• _ACTION ITEM_: Take the data below. Output it exactly from its first line through the line containing "This isn't the".

• _RECORD EXTRACTS_:
=-=-=
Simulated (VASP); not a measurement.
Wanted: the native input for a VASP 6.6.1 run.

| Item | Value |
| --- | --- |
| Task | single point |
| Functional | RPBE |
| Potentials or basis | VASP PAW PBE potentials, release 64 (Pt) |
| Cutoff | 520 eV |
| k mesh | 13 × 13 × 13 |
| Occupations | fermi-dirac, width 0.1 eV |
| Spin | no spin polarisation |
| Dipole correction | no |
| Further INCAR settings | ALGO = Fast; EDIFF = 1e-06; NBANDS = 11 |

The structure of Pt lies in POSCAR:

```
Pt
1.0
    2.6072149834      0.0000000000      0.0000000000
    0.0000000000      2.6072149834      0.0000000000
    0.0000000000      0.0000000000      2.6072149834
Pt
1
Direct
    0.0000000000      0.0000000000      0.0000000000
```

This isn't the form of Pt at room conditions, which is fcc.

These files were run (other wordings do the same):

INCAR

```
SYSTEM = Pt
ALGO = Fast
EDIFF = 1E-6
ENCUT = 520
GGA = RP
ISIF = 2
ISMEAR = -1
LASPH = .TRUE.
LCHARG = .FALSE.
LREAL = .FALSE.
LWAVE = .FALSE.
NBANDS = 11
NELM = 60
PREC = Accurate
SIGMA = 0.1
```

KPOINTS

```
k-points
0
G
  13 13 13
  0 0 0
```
=-=-=

• _RESPONSE_:
Simulated (VASP); not a measurement.
Wanted: the native input for a VASP 6.6.1 run.

| Item | Value |
| --- | --- |
| Task | single point |
| Functional | RPBE |
| Potentials or basis | VASP PAW PBE potentials, release 64 (Pt) |
| Cutoff | 520 eV |
| k mesh | 13 × 13 × 13 |
| Occupations | fermi-dirac, width 0.1 eV |
| Spin | no spin polarisation |
| Dipole correction | no |
| Further INCAR settings | ALGO = Fast; EDIFF = 1e-06; NBANDS = 11 |

The structure of Pt lies in POSCAR:

```
Pt
1.0
    2.6072149834      0.0000000000      0.0000000000
    0.0000000000      2.6072149834      0.0000000000
    0.0000000000      0.0000000000      2.6072149834
Pt
1
Direct
    0.0000000000      0.0000000000      0.0000000000
```

This isn't the form of Pt at room conditions, which is fcc.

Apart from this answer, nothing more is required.